Input data ▸
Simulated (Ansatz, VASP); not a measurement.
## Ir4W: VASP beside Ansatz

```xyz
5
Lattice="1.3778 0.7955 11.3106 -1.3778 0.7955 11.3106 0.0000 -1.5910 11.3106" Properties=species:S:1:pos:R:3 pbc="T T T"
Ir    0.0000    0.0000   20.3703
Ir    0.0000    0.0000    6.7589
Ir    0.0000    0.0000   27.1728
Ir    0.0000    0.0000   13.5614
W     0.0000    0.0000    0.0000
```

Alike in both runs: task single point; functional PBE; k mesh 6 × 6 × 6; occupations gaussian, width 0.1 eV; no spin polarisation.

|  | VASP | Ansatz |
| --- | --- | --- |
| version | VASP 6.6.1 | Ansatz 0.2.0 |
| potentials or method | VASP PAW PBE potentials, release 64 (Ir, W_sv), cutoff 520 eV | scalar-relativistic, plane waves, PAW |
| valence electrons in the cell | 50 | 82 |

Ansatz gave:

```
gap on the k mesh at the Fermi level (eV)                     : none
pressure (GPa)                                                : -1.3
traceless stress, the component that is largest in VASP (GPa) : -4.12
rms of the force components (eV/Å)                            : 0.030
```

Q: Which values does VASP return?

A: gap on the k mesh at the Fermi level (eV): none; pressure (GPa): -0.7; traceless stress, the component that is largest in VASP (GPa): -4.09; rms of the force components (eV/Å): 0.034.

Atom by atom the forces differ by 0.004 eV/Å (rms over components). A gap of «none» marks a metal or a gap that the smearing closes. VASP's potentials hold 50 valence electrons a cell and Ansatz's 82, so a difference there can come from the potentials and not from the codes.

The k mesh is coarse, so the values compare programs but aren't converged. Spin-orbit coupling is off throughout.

Required action ▸ Beginning with the very first line of the material, please return exactly each line down to and including the one with "Atom by atom".

Exercise solution ▸
Simulated (Ansatz, VASP); not a measurement.
## Ir4W: VASP beside Ansatz

```xyz
5
Lattice="1.3778 0.7955 11.3106 -1.3778 0.7955 11.3106 0.0000 -1.5910 11.3106" Properties=species:S:1:pos:R:3 pbc="T T T"
Ir    0.0000    0.0000   20.3703
Ir    0.0000    0.0000    6.7589
Ir    0.0000    0.0000   27.1728
Ir    0.0000    0.0000   13.5614
W     0.0000    0.0000    0.0000
```

Alike in both runs: task single point; functional PBE; k mesh 6 × 6 × 6; occupations gaussian, width 0.1 eV; no spin polarisation.

|  | VASP | Ansatz |
| --- | --- | --- |
| version | VASP 6.6.1 | Ansatz 0.2.0 |
| potentials or method | VASP PAW PBE potentials, release 64 (Ir, W_sv), cutoff 520 eV | scalar-relativistic, plane waves, PAW |
| valence electrons in the cell | 50 | 82 |

Ansatz gave:

```
gap on the k mesh at the Fermi level (eV)                     : none
pressure (GPa)                                                : -1.3
traceless stress, the component that is largest in VASP (GPa) : -4.12
rms of the force components (eV/Å)                            : 0.030
```

Q: Which values does VASP return?

A: gap on the k mesh at the Fermi level (eV): none; pressure (GPa): -0.7; traceless stress, the component that is largest in VASP (GPa): -4.09; rms of the force components (eV/Å): 0.034.

Atom by atom the forces differ by 0.004 eV/Å (rms over components). A gap of «none» marks a metal or a gap that the smearing closes. VASP's potentials hold 50 valence electrons a cell and Ansatz's 82, so a difference there can come from the potentials and not from the codes.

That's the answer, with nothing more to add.